*** Opening of DATA TO EXAMINE ***

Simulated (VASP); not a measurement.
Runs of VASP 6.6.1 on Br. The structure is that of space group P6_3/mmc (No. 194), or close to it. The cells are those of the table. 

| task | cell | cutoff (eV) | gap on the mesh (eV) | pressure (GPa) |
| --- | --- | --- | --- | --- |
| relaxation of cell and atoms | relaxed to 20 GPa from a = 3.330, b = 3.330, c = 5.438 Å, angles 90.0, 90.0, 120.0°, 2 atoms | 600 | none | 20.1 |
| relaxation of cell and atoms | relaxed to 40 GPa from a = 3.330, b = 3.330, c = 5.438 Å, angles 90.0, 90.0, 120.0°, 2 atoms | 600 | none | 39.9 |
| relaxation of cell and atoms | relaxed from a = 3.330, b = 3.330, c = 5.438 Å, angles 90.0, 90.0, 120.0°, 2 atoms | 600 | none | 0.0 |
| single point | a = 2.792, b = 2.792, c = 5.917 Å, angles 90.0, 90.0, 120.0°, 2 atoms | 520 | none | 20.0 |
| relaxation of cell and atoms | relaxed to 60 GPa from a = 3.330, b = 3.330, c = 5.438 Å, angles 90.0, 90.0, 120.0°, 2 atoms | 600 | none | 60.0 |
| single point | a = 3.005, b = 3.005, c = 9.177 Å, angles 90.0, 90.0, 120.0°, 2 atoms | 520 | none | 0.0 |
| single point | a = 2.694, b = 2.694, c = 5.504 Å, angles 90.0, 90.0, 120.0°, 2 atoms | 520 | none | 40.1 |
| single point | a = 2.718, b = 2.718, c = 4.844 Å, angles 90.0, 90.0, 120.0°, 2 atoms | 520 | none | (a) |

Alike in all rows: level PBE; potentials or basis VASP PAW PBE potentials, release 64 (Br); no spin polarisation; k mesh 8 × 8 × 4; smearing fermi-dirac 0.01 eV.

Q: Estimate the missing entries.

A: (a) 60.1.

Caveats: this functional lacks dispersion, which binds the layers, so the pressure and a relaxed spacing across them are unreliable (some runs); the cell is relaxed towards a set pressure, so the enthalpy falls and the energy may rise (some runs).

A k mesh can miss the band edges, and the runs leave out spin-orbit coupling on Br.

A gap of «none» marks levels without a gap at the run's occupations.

*** Close of DATA TO EXAMINE ***

_WORK ITEM_:
Beginning with the opening line above, retype the records exactly through the line with "none | 39.9 |", both ends included.

_RESPONSE AREA_:
Simulated (VASP); not a measurement.
Runs of VASP 6.6.1 on Br. The structure is that of space group P6_3/mmc (No. 194), or close to it. The cells are those of the table. 

| task | cell | cutoff (eV) | gap on the mesh (eV) | pressure (GPa) |
| --- | --- | --- | --- | --- |
| relaxation of cell and atoms | relaxed to 20 GPa from a = 3.330, b = 3.330, c = 5.438 Å, angles 90.0, 90.0, 120.0°, 2 atoms | 600 | none | 20.1 |
| relaxation of cell and atoms | relaxed to 40 GPa from a = 3.330, b = 3.330, c = 5.438 Å, angles 90.0, 90.0, 120.0°, 2 atoms | 600 | none | 39.9 |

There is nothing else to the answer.